* _Entries supplied_
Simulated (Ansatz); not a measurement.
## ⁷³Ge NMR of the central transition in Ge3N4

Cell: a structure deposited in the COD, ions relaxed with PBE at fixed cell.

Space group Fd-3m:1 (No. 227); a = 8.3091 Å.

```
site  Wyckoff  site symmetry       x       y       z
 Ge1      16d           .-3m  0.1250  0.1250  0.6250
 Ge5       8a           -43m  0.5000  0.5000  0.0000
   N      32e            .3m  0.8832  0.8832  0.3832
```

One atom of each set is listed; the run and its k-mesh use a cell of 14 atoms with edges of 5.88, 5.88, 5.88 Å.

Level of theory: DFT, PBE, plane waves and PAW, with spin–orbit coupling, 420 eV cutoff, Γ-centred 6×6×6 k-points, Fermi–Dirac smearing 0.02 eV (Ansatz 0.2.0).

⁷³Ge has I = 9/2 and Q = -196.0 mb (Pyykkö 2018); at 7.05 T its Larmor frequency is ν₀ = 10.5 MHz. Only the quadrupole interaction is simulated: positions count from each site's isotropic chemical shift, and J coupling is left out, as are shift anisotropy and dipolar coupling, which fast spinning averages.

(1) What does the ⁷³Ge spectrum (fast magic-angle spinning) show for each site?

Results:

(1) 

* _Activity_
This exercise requires that all of the entries be repeated exactly.

* _Solution_
Simulated (Ansatz); not a measurement.
## ⁷³Ge NMR of the central transition in Ge3N4

Cell: a structure deposited in the COD, ions relaxed with PBE at fixed cell.

Space group Fd-3m:1 (No. 227); a = 8.3091 Å.

```
site  Wyckoff  site symmetry       x       y       z
 Ge1      16d           .-3m  0.1250  0.1250  0.6250
 Ge5       8a           -43m  0.5000  0.5000  0.0000
   N      32e            .3m  0.8832  0.8832  0.3832
```

One atom of each set is listed; the run and its k-mesh use a cell of 14 atoms with edges of 5.88, 5.88, 5.88 Å.

Level of theory: DFT, PBE, plane waves and PAW, with spin–orbit coupling, 420 eV cutoff, Γ-centred 6×6×6 k-points, Fermi–Dirac smearing 0.02 eV (Ansatz 0.2.0).

⁷³Ge has I = 9/2 and Q = -196.0 mb (Pyykkö 2018); at 7.05 T its Larmor frequency is ν₀ = 10.5 MHz. Only the quadrupole interaction is simulated: positions count from each site's isotropic chemical shift, and J coupling is left out, as are shift anisotropy and dipolar coupling, which fast spinning averages.

(1) What does the ⁷³Ge spectrum (fast magic-angle spinning) show for each site?

Results:

(1) 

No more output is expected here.